__________________________________________________

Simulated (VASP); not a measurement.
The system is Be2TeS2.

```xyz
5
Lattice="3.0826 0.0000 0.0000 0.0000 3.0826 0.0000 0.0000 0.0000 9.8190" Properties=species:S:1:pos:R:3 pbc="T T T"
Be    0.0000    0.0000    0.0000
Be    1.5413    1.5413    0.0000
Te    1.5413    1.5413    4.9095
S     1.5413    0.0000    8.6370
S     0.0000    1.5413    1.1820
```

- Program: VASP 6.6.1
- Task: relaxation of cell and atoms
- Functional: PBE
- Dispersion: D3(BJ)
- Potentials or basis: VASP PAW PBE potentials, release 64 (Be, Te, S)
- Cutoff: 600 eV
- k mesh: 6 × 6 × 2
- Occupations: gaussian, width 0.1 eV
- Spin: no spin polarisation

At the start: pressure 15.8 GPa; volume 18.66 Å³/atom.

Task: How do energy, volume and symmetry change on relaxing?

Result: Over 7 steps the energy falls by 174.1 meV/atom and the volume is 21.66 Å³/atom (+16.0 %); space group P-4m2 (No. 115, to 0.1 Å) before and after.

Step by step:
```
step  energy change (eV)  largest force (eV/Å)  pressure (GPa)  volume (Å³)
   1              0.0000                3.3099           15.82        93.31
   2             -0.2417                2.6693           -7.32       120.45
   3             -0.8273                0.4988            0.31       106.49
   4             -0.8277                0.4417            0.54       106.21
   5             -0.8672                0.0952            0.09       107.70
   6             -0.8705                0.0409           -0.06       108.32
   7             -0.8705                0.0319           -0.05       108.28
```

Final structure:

__________________________________________________

• **Required action**:
Above are the records; retype them all without a single difference.

• **Problem solution**:
Simulated (VASP); not a measurement.
The system is Be2TeS2.

```xyz
5
Lattice="3.0826 0.0000 0.0000 0.0000 3.0826 0.0000 0.0000 0.0000 9.8190" Properties=species:S:1:pos:R:3 pbc="T T T"
Be    0.0000    0.0000    0.0000
Be    1.5413    1.5413    0.0000
Te    1.5413    1.5413    4.9095
S     1.5413    0.0000    8.6370
S     0.0000    1.5413    1.1820
```

- Program: VASP 6.6.1
- Task: relaxation of cell and atoms
- Functional: PBE
- Dispersion: D3(BJ)
- Potentials or basis: VASP PAW PBE potentials, release 64 (Be, Te, S)
- Cutoff: 600 eV
- k mesh: 6 × 6 × 2
- Occupations: gaussian, width 0.1 eV
- Spin: no spin polarisation

At the start: pressure 15.8 GPa; volume 18.66 Å³/atom.

Task: How do energy, volume and symmetry change on relaxing?

Result: Over 7 steps the energy falls by 174.1 meV/atom and the volume is 21.66 Å³/atom (+16.0 %); space group P-4m2 (No. 115, to 0.1 Å) before and after.

Step by step:
```
step  energy change (eV)  largest force (eV/Å)  pressure (GPa)  volume (Å³)
   1              0.0000                3.3099           15.82        93.31
   2             -0.2417                2.6693           -7.32       120.45
   3             -0.8273                0.4988            0.31       106.49
   4             -0.8277                0.4417            0.54       106.21
   5             -0.8672                0.0952            0.09       107.70
   6             -0.8705                0.0409           -0.06       108.32
   7             -0.8705                0.0319           -0.05       108.28
```

Final structure:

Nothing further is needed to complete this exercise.